Required action: After repeating the line containing "152.4 | 154.8 |", stop; until then, repeat each line of the listing below exactly, starting with the first.

Excerpted records:
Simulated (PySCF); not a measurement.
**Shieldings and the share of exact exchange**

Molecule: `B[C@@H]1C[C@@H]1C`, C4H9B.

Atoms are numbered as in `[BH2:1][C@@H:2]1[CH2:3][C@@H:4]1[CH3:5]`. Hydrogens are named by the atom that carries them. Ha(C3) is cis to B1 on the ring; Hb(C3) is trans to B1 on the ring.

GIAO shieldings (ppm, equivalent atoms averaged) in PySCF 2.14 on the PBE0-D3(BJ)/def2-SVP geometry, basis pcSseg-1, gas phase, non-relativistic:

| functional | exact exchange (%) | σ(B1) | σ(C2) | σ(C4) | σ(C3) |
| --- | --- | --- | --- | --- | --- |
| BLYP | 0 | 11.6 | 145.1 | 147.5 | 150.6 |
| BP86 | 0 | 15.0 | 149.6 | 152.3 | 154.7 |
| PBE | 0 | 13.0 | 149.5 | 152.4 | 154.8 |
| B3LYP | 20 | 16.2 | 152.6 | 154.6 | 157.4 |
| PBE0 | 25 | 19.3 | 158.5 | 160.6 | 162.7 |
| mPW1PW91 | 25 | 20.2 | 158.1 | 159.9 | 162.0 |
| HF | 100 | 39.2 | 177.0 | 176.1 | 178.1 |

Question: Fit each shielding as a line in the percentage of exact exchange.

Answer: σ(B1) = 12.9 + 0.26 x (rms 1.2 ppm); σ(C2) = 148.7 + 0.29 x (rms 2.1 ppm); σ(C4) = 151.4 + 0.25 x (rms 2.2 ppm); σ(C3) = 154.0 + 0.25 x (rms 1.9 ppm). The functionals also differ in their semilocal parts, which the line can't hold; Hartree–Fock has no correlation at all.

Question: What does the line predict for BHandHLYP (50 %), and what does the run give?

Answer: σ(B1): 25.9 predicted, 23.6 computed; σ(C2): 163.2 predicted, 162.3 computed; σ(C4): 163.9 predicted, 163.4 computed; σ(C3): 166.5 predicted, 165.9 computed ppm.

Worked solution:
Simulated (PySCF); not a measurement.
**Shieldings and the share of exact exchange**

Molecule: `B[C@@H]1C[C@@H]1C`, C4H9B.

Atoms are numbered as in `[BH2:1][C@@H:2]1[CH2:3][C@@H:4]1[CH3:5]`. Hydrogens are named by the atom that carries them. Ha(C3) is cis to B1 on the ring; Hb(C3) is trans to B1 on the ring.

GIAO shieldings (ppm, equivalent atoms averaged) in PySCF 2.14 on the PBE0-D3(BJ)/def2-SVP geometry, basis pcSseg-1, gas phase, non-relativistic:

| functional | exact exchange (%) | σ(B1) | σ(C2) | σ(C4) | σ(C3) |
| --- | --- | --- | --- | --- | --- |
| BLYP | 0 | 11.6 | 145.1 | 147.5 | 150.6 |
| BP86 | 0 | 15.0 | 149.6 | 152.3 | 154.7 |
| PBE | 0 | 13.0 | 149.5 | 152.4 | 154.8 |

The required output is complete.